# # #

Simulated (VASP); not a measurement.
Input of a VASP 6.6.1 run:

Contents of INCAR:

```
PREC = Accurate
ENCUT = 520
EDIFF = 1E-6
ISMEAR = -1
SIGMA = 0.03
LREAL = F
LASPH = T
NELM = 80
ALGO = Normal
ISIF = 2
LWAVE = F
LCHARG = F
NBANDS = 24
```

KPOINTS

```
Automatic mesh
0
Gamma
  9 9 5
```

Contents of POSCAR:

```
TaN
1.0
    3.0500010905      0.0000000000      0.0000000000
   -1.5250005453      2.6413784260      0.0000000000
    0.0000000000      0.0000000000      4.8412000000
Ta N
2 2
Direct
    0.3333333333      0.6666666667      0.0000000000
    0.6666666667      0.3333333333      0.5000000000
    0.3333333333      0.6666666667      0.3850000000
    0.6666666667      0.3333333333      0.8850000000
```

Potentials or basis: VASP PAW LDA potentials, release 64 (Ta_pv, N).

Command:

# # #

• [ACTION ITEM]:
Every entry must appear again in the answer, exactly as written.

• [SOLUTION]:
Simulated (VASP); not a measurement.
Input of a VASP 6.6.1 run:

Contents of INCAR:

```
PREC = Accurate
ENCUT = 520
EDIFF = 1E-6
ISMEAR = -1
SIGMA = 0.03
LREAL = F
LASPH = T
NELM = 80
ALGO = Normal
ISIF = 2
LWAVE = F
LCHARG = F
NBANDS = 24
```

KPOINTS

```
Automatic mesh
0
Gamma
  9 9 5
```

Contents of POSCAR:

```
TaN
1.0
    3.0500010905      0.0000000000      0.0000000000
   -1.5250005453      2.6413784260      0.0000000000
    0.0000000000      0.0000000000      4.8412000000
Ta N
2 2
Direct
    0.3333333333      0.6666666667      0.0000000000
    0.6666666667      0.3333333333      0.5000000000
    0.3333333333      0.6666666667      0.3850000000
    0.6666666667      0.3333333333      0.8850000000
```

Potentials or basis: VASP PAW LDA potentials, release 64 (Ta_pv, N).

Command:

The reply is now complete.